Work task: Send back the entries below exactly as they appear.

Dataset extract:
»»

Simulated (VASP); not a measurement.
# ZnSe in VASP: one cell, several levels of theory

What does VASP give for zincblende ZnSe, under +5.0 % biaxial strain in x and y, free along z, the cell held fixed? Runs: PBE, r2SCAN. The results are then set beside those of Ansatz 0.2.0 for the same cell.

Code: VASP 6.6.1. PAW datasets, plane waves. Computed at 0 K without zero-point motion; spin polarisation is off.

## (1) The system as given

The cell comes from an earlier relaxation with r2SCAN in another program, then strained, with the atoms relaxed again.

««

Task result:
Simulated (VASP); not a measurement.
# ZnSe in VASP: one cell, several levels of theory

What does VASP give for zincblende ZnSe, under +5.0 % biaxial strain in x and y, free along z, the cell held fixed? Runs: PBE, r2SCAN. The results are then set beside those of Ansatz 0.2.0 for the same cell.

Code: VASP 6.6.1. PAW datasets, plane waves. Computed at 0 K without zero-point motion; spin polarisation is off.

## (1) The system as given

The cell comes from an earlier relaxation with r2SCAN in another program, then strained, with the atoms relaxed again.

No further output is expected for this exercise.